Quote verbatim the span of lines that begins the listing below and closes with the line containing "All numbers are".

··· LISTED ENTRIES ···

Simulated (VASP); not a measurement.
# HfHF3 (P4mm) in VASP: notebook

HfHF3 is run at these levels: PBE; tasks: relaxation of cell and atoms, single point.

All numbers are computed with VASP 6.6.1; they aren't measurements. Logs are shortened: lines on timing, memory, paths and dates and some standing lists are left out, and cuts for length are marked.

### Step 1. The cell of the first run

···

● **RESPONSE BOX**:
Simulated (VASP); not a measurement.
# HfHF3 (P4mm) in VASP: notebook

HfHF3 is run at these levels: PBE; tasks: relaxation of cell and atoms, single point.

All numbers are computed with VASP 6.6.1; they aren't measurements. Logs are shortened: lines on timing, memory, paths and dates and some standing lists are left out, and cuts for length are marked.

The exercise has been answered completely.